◆ WORK INSTRUCTION ◆
Please restate, exactly as written, the lines running from the beginning of the material through the line that has "Space group Fm-3m" in it.

◆ SUPPLIED RECORDS ◆
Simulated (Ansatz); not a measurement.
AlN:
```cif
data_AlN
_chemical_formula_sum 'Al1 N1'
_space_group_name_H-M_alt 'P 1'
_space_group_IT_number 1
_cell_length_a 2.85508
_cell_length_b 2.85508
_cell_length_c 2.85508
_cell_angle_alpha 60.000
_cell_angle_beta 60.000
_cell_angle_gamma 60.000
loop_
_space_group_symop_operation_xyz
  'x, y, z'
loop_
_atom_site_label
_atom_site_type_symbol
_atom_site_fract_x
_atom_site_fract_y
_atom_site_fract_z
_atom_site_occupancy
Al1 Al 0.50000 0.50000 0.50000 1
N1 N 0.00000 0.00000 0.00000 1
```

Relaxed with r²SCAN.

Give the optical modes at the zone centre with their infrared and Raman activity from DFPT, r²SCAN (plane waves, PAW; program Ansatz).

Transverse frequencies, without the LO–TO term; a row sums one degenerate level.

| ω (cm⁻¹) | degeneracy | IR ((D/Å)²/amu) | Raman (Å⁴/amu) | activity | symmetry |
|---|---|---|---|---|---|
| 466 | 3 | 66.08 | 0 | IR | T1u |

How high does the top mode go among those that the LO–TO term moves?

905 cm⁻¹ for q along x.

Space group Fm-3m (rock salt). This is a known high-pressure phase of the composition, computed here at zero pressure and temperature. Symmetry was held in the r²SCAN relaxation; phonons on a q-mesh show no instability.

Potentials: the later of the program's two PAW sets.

◆ ANSWER SECTION ◆
Simulated (Ansatz); not a measurement.
AlN:
```cif
data_AlN
_chemical_formula_sum 'Al1 N1'
_space_group_name_H-M_alt 'P 1'
_space_group_IT_number 1
_cell_length_a 2.85508
_cell_length_b 2.85508
_cell_length_c 2.85508
_cell_angle_alpha 60.000
_cell_angle_beta 60.000
_cell_angle_gamma 60.000
loop_
_space_group_symop_operation_xyz
  'x, y, z'
loop_
_atom_site_label
_atom_site_type_symbol
_atom_site_fract_x
_atom_site_fract_y
_atom_site_fract_z
_atom_site_occupancy
Al1 Al 0.50000 0.50000 0.50000 1
N1 N 0.00000 0.00000 0.00000 1
```

Relaxed with r²SCAN.

Give the optical modes at the zone centre with their infrared and Raman activity from DFPT, r²SCAN (plane waves, PAW; program Ansatz).

Transverse frequencies, without the LO–TO term; a row sums one degenerate level.

| ω (cm⁻¹) | degeneracy | IR ((D/Å)²/amu) | Raman (Å⁴/amu) | activity | symmetry |
|---|---|---|---|---|---|
| 466 | 3 | 66.08 | 0 | IR | T1u |

How high does the top mode go among those that the LO–TO term moves?

905 cm⁻¹ for q along x.

Space group Fm-3m (rock salt). This is a known high-pressure phase of the composition, computed here at zero pressure and temperature. Symmetry was held in the r²SCAN relaxation; phonons on a q-mesh show no instability.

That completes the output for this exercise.